※ ※ ※

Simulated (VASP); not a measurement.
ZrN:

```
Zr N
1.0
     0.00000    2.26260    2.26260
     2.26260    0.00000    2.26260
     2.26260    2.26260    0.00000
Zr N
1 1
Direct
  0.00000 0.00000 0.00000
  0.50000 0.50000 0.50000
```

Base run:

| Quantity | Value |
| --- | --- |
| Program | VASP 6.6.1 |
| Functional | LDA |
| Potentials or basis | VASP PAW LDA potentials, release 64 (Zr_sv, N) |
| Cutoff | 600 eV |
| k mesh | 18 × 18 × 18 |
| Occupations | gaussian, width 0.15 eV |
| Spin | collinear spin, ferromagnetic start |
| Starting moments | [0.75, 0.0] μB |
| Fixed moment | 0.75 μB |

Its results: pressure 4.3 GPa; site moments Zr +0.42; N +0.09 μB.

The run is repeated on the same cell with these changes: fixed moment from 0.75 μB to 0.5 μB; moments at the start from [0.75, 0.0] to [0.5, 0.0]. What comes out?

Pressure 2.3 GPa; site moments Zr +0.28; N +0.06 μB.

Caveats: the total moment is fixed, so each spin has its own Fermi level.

※ ※ ※

### Task item
Copy the full listing word for word.

### Answer box
Simulated (VASP); not a measurement.
ZrN:

```
Zr N
1.0
     0.00000    2.26260    2.26260
     2.26260    0.00000    2.26260
     2.26260    2.26260    0.00000
Zr N
1 1
Direct
  0.00000 0.00000 0.00000
  0.50000 0.50000 0.50000
```

Base run:

| Quantity | Value |
| --- | --- |
| Program | VASP 6.6.1 |
| Functional | LDA |
| Potentials or basis | VASP PAW LDA potentials, release 64 (Zr_sv, N) |
| Cutoff | 600 eV |
| k mesh | 18 × 18 × 18 |
| Occupations | gaussian, width 0.15 eV |
| Spin | collinear spin, ferromagnetic start |
| Starting moments | [0.75, 0.0] μB |
| Fixed moment | 0.75 μB |

Its results: pressure 4.3 GPa; site moments Zr +0.42; N +0.09 μB.

The run is repeated on the same cell with these changes: fixed moment from 0.75 μB to 0.5 μB; moments at the start from [0.75, 0.0] to [0.5, 0.0]. What comes out?

Pressure 2.3 GPa; site moments Zr +0.28; N +0.06 μB.

Caveats: the total moment is fixed, so each spin has its own Fermi level.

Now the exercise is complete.